*** MATERIAL SUPPLIED ***

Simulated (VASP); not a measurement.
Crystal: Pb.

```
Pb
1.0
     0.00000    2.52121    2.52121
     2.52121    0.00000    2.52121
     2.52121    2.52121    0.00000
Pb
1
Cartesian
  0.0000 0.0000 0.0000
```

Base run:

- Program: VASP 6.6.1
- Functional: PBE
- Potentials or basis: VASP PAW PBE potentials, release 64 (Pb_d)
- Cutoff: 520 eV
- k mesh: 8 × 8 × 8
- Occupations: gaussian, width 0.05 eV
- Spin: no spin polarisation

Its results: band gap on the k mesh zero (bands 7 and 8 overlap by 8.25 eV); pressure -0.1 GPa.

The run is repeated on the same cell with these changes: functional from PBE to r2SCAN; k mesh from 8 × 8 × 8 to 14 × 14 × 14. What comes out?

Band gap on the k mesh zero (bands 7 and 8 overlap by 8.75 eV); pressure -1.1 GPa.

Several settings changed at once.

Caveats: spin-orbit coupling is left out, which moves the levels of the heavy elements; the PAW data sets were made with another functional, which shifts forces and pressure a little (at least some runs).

*** End of MATERIAL SUPPLIED ***

| REQUIREMENT |
Reproduce only what lies between the start of the listing above and the end of the line containing "The run is repeated", keeping every line exact.

| PROBLEM SOLUTION |
Simulated (VASP); not a measurement.
Crystal: Pb.

```
Pb
1.0
     0.00000    2.52121    2.52121
     2.52121    0.00000    2.52121
     2.52121    2.52121    0.00000
Pb
1
Cartesian
  0.0000 0.0000 0.0000
```

Base run:

- Program: VASP 6.6.1
- Functional: PBE
- Potentials or basis: VASP PAW PBE potentials, release 64 (Pb_d)
- Cutoff: 520 eV
- k mesh: 8 × 8 × 8
- Occupations: gaussian, width 0.05 eV
- Spin: no spin polarisation

Its results: band gap on the k mesh zero (bands 7 and 8 overlap by 8.25 eV); pressure -0.1 GPa.

The run is repeated on the same cell with these changes: functional from PBE to r2SCAN; k mesh from 8 × 8 × 8 to 14 × 14 × 14. What comes out?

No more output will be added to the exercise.